→ **Action item**
Transcribe the stretch of entries below from the line with "A calculation, not" through the line with "Common to all", exactly and with both ends included; leave out all other lines.

→ **Information supplied**
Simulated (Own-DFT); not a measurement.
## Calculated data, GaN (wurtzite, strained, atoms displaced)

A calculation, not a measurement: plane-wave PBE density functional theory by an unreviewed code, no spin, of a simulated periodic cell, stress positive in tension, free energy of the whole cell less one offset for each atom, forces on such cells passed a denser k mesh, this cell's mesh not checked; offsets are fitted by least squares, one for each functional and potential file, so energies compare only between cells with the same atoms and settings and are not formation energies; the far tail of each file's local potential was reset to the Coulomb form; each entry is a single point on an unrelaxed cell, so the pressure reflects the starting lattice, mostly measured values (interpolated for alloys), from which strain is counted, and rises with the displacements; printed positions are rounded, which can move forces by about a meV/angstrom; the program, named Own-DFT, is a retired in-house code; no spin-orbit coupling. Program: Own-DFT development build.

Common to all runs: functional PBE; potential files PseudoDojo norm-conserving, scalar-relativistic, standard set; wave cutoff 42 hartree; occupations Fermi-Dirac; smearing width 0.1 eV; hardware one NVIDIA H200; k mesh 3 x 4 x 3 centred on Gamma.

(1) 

→ **Reply**
A calculation, not a measurement: plane-wave PBE density functional theory by an unreviewed code, no spin, of a simulated periodic cell, stress positive in tension, free energy of the whole cell less one offset for each atom, forces on such cells passed a denser k mesh, this cell's mesh not checked; offsets are fitted by least squares, one for each functional and potential file, so energies compare only between cells with the same atoms and settings and are not formation energies; the far tail of each file's local potential was reset to the Coulomb form; each entry is a single point on an unrelaxed cell, so the pressure reflects the starting lattice, mostly measured values (interpolated for alloys), from which strain is counted, and rises with the displacements; printed positions are rounded, which can move forces by about a meV/angstrom; the program, named Own-DFT, is a retired in-house code; no spin-orbit coupling. Program: Own-DFT development build.

Common to all runs: functional PBE; potential files PseudoDojo norm-conserving, scalar-relativistic, standard set; wave cutoff 42 hartree; occupations Fermi-Dirac; smearing width 0.1 eV; hardware one NVIDIA H200; k mesh 3 x 4 x 3 centred on Gamma.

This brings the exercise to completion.